Data shown:
*** Begin section ***

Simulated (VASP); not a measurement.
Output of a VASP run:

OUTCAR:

*** End section ***

Work task:
Reproduce every entry exactly, with nothing added or dropped.

Task result:
Simulated (VASP); not a measurement.
Output of a VASP run:

OUTCAR:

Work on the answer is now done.